Go from the first line below to the one with "The arrow beside" and print each line exactly.

◆ ◆ ◆

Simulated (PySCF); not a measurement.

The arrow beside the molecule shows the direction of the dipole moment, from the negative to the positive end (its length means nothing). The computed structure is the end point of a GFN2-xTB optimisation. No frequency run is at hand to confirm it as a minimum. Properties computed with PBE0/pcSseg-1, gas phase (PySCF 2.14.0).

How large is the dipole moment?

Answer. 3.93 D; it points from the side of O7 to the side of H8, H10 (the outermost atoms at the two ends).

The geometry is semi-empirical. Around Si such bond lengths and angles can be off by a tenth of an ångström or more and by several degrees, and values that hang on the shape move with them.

◆ ◆ ◆

◆ Expected answer:
Simulated (PySCF); not a measurement.

The arrow beside the molecule shows the direction of the dipole moment, from the negative to the positive end (its length means nothing). The computed structure is the end point of a GFN2-xTB optimisation. No frequency run is at hand to confirm it as a minimum. Properties computed with PBE0/pcSseg-1, gas phase (PySCF 2.14.0).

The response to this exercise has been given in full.